◆ Action item ◆
Give back all of the data exactly as it appears here.

◆ Information ◆
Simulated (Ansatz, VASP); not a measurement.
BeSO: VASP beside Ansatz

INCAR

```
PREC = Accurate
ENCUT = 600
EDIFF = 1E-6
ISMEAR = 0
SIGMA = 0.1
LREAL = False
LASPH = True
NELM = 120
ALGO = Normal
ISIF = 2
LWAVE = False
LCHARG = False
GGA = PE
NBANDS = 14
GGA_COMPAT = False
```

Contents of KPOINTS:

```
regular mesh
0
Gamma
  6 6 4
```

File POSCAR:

◆ Your response ◆
Simulated (Ansatz, VASP); not a measurement.
BeSO: VASP beside Ansatz

INCAR

```
PREC = Accurate
ENCUT = 600
EDIFF = 1E-6
ISMEAR = 0
SIGMA = 0.1
LREAL = False
LASPH = True
NELM = 120
ALGO = Normal
ISIF = 2
LWAVE = False
LCHARG = False
GGA = PE
NBANDS = 14
GGA_COMPAT = False
```

Contents of KPOINTS:

```
regular mesh
0
Gamma
  6 6 4
```

File POSCAR:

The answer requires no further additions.